▶ Required action
Transcribe every record exactly as it appears.

▶ Available data
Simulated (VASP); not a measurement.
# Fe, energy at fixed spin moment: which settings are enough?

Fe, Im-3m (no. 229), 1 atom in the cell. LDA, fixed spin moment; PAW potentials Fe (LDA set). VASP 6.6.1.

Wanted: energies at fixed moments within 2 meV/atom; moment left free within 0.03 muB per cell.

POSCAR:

▶ Exercise response
Simulated (VASP); not a measurement.
# Fe, energy at fixed spin moment: which settings are enough?

Fe, Im-3m (no. 229), 1 atom in the cell. LDA, fixed spin moment; PAW potentials Fe (LDA set). VASP 6.6.1.

Wanted: energies at fixed moments within 2 meV/atom; moment left free within 0.03 muB per cell.

POSCAR:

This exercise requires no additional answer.